=== WORK TASK ===
Stop at the line containing "Kinematic zone-axis pattern, calculated": every line of the listing from the first up to that one must be set down exactly.

=== SOURCE MATERIAL ===
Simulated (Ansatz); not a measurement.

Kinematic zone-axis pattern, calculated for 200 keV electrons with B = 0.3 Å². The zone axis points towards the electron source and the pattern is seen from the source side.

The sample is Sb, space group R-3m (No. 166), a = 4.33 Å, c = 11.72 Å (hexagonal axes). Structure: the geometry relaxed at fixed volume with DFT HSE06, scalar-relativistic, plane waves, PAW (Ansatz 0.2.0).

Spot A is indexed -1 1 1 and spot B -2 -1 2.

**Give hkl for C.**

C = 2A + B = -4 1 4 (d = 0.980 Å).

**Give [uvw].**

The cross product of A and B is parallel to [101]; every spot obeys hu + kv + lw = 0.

=== WRITTEN ANSWER ===
Simulated (Ansatz); not a measurement.

Kinematic zone-axis pattern, calculated for 200 keV electrons with B = 0.3 Å². The zone axis points towards the electron source and the pattern is seen from the source side.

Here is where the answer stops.